→ Requirement: Nothing in the listing below should be skipped, so transcribe it all exactly.

→ Dataset excerpts:
──────────────────────────────

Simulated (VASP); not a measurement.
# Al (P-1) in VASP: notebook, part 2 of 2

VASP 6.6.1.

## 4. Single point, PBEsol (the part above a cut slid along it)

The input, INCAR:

──────────────────────────────

→ Exercise result:
Simulated (VASP); not a measurement.
# Al (P-1) in VASP: notebook, part 2 of 2

VASP 6.6.1.

## 4. Single point, PBEsol (the part above a cut slid along it)

The input, INCAR:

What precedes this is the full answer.